Required action -> Give the whole listing again, exactly as written.

▬▬▬▬▬▬▬▬▬▬
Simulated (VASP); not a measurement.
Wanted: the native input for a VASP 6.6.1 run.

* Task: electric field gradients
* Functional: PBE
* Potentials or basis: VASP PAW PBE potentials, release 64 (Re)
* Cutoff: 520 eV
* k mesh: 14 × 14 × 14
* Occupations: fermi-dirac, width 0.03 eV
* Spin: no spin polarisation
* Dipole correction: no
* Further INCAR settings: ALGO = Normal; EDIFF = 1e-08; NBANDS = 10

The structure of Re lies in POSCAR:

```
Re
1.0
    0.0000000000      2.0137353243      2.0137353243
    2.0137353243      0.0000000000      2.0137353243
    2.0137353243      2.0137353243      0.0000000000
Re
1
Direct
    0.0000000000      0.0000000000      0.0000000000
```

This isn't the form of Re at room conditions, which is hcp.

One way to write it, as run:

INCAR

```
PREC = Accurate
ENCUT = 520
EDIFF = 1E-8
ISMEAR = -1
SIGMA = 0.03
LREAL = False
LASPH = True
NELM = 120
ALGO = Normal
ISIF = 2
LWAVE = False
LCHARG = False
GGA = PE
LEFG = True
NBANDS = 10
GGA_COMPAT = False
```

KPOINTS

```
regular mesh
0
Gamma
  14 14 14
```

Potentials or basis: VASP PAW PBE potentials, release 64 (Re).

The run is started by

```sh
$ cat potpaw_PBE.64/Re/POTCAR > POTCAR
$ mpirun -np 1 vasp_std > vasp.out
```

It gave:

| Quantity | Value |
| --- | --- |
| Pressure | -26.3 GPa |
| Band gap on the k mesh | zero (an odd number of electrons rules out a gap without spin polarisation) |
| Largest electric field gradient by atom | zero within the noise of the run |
▬▬▬▬▬▬▬▬▬▬

Your response ->
Simulated (VASP); not a measurement.
Wanted: the native input for a VASP 6.6.1 run.

* Task: electric field gradients
* Functional: PBE
* Potentials or basis: VASP PAW PBE potentials, release 64 (Re)
* Cutoff: 520 eV
* k mesh: 14 × 14 × 14
* Occupations: fermi-dirac, width 0.03 eV
* Spin: no spin polarisation
* Dipole correction: no
* Further INCAR settings: ALGO = Normal; EDIFF = 1e-08; NBANDS = 10

The structure of Re lies in POSCAR:

```
Re
1.0
    0.0000000000      2.0137353243      2.0137353243
    2.0137353243      0.0000000000      2.0137353243
    2.0137353243      2.0137353243      0.0000000000
Re
1
Direct
    0.0000000000      0.0000000000      0.0000000000
```

This isn't the form of Re at room conditions, which is hcp.

One way to write it, as run:

INCAR

```
PREC = Accurate
ENCUT = 520
EDIFF = 1E-8
ISMEAR = -1
SIGMA = 0.03
LREAL = False
LASPH = True
NELM = 120
ALGO = Normal
ISIF = 2
LWAVE = False
LCHARG = False
GGA = PE
LEFG = True
NBANDS = 10
GGA_COMPAT = False
```

KPOINTS

```
regular mesh
0
Gamma
  14 14 14
```

Potentials or basis: VASP PAW PBE potentials, release 64 (Re).

The run is started by

```sh
$ cat potpaw_PBE.64/Re/POTCAR > POTCAR
$ mpirun -np 1 vasp_std > vasp.out
```

It gave:

| Quantity | Value |
| --- | --- |
| Pressure | -26.3 GPa |
| Band gap on the k mesh | zero (an odd number of electrons rules out a gap without spin polarisation) |
| Largest electric field gradient by atom | zero within the noise of the run |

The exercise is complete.